_ _ _ _ _ _ _

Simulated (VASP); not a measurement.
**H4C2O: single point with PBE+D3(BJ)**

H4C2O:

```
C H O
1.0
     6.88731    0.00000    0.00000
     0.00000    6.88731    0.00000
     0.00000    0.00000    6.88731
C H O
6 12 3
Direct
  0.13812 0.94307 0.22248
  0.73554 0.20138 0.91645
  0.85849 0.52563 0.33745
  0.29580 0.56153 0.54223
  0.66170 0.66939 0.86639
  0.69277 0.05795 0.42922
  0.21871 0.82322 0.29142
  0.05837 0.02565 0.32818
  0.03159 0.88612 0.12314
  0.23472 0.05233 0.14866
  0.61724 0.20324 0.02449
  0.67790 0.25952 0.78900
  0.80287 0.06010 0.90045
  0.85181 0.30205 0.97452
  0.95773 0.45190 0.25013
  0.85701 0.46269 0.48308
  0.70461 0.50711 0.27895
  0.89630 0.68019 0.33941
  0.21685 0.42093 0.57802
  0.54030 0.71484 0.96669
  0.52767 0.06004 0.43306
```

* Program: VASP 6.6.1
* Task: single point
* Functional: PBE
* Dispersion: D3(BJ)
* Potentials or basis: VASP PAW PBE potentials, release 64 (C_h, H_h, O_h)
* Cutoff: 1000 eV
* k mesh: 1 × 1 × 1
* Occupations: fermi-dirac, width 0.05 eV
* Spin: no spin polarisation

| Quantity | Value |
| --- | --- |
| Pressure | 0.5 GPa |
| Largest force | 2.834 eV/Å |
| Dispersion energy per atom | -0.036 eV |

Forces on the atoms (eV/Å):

_ _ _ _ _ _ _

__WORK REQUEST__. The answer must consist solely of the lines from the first line of the data to the line holding "-0.036 eV |", each given again exactly.

__YOUR RESPONSE__.
Simulated (VASP); not a measurement.
**H4C2O: single point with PBE+D3(BJ)**

H4C2O:

```
C H O
1.0
     6.88731    0.00000    0.00000
     0.00000    6.88731    0.00000
     0.00000    0.00000    6.88731
C H O
6 12 3
Direct
  0.13812 0.94307 0.22248
  0.73554 0.20138 0.91645
  0.85849 0.52563 0.33745
  0.29580 0.56153 0.54223
  0.66170 0.66939 0.86639
  0.69277 0.05795 0.42922
  0.21871 0.82322 0.29142
  0.05837 0.02565 0.32818
  0.03159 0.88612 0.12314
  0.23472 0.05233 0.14866
  0.61724 0.20324 0.02449
  0.67790 0.25952 0.78900
  0.80287 0.06010 0.90045
  0.85181 0.30205 0.97452
  0.95773 0.45190 0.25013
  0.85701 0.46269 0.48308
  0.70461 0.50711 0.27895
  0.89630 0.68019 0.33941
  0.21685 0.42093 0.57802
  0.54030 0.71484 0.96669
  0.52767 0.06004 0.43306
```

* Program: VASP 6.6.1
* Task: single point
* Functional: PBE
* Dispersion: D3(BJ)
* Potentials or basis: VASP PAW PBE potentials, release 64 (C_h, H_h, O_h)
* Cutoff: 1000 eV
* k mesh: 1 × 1 × 1
* Occupations: fermi-dirac, width 0.05 eV
* Spin: no spin polarisation

| Quantity | Value |
| --- | --- |
| Pressure | 0.5 GPa |
| Largest force | 2.834 eV/Å |
| Dispersion energy per atom | -0.036 eV |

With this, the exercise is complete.